Top of EXTRACTED INFORMATION

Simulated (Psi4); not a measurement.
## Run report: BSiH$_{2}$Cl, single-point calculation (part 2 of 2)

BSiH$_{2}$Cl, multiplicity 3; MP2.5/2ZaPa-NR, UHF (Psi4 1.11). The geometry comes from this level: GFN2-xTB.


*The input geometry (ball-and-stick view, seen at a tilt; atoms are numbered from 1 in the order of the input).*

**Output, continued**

Bottom of EXTRACTED INFORMATION

TASK ITEM: Retype only the lines running from the top of the listing to the line that holds "this level: GFN2-xTB.", both ends included.

EXERCISE RESULT:
Simulated (Psi4); not a measurement.
## Run report: BSiH$_{2}$Cl, single-point calculation (part 2 of 2)

BSiH$_{2}$Cl, multiplicity 3; MP2.5/2ZaPa-NR, UHF (Psi4 1.11). The geometry comes from this level: GFN2-xTB.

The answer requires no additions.